- _Data extracts_:
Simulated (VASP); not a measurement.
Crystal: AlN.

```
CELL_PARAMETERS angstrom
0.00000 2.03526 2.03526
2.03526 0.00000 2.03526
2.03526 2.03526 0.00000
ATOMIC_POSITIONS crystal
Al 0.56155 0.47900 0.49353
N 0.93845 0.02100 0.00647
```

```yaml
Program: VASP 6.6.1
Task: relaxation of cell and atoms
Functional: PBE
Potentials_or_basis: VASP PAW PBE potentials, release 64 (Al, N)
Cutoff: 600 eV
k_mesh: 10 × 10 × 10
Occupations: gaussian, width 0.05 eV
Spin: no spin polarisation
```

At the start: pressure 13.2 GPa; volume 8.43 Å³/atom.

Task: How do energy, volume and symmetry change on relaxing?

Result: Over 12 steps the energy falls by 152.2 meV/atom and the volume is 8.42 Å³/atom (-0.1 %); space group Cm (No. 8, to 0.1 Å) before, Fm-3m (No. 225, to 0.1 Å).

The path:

- _Work request_:
Each entry must appear in the reply exactly as written.

- _Exercise solution_:
Simulated (VASP); not a measurement.
Crystal: AlN.

```
CELL_PARAMETERS angstrom
0.00000 2.03526 2.03526
2.03526 0.00000 2.03526
2.03526 2.03526 0.00000
ATOMIC_POSITIONS crystal
Al 0.56155 0.47900 0.49353
N 0.93845 0.02100 0.00647
```

```yaml
Program: VASP 6.6.1
Task: relaxation of cell and atoms
Functional: PBE
Potentials_or_basis: VASP PAW PBE potentials, release 64 (Al, N)
Cutoff: 600 eV
k_mesh: 10 × 10 × 10
Occupations: gaussian, width 0.05 eV
Spin: no spin polarisation
```

At the start: pressure 13.2 GPa; volume 8.43 Å³/atom.

Task: How do energy, volume and symmetry change on relaxing?

Result: Over 12 steps the energy falls by 152.2 meV/atom and the volume is 8.42 Å³/atom (-0.1 %); space group Cm (No. 8, to 0.1 Å) before, Fm-3m (No. 225, to 0.1 Å).

The path:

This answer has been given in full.